= ASSIGNMENT =
Exactly reproduce the lines from the top of the entries below through the line containing "Where does the relaxation end?", with both ends included.

= SUPPLIED MATERIAL =
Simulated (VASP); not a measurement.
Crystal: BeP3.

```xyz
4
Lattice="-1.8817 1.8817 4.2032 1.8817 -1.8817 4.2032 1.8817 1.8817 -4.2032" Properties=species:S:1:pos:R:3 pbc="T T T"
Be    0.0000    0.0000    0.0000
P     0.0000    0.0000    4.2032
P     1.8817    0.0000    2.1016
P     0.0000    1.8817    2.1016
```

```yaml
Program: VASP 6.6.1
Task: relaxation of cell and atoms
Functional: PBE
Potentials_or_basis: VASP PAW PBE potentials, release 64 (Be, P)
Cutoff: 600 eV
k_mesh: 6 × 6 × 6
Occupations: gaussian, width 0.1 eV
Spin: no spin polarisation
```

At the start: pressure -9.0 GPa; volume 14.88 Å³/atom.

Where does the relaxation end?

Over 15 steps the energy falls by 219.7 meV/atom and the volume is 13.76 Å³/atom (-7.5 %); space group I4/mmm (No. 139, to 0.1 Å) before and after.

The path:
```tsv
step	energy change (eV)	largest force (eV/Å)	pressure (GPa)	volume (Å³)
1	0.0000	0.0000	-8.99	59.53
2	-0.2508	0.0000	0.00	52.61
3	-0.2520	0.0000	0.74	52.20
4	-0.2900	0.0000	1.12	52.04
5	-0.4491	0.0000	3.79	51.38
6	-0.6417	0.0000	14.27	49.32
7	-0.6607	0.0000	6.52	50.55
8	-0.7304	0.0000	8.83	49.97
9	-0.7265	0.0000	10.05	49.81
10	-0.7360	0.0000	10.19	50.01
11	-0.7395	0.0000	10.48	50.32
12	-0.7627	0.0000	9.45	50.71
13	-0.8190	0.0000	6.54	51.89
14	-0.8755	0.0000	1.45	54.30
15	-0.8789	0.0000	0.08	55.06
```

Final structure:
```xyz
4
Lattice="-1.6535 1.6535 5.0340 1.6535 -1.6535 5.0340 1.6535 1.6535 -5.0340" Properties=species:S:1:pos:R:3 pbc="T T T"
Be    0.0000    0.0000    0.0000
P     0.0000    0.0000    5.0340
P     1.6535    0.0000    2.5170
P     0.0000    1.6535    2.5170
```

= ANSWER AREA =
Simulated (VASP); not a measurement.
Crystal: BeP3.

```xyz
4
Lattice="-1.8817 1.8817 4.2032 1.8817 -1.8817 4.2032 1.8817 1.8817 -4.2032" Properties=species:S:1:pos:R:3 pbc="T T T"
Be    0.0000    0.0000    0.0000
P     0.0000    0.0000    4.2032
P     1.8817    0.0000    2.1016
P     0.0000    1.8817    2.1016
```

```yaml
Program: VASP 6.6.1
Task: relaxation of cell and atoms
Functional: PBE
Potentials_or_basis: VASP PAW PBE potentials, release 64 (Be, P)
Cutoff: 600 eV
k_mesh: 6 × 6 × 6
Occupations: gaussian, width 0.1 eV
Spin: no spin polarisation
```

At the start: pressure -9.0 GPa; volume 14.88 Å³/atom.

Where does the relaxation end?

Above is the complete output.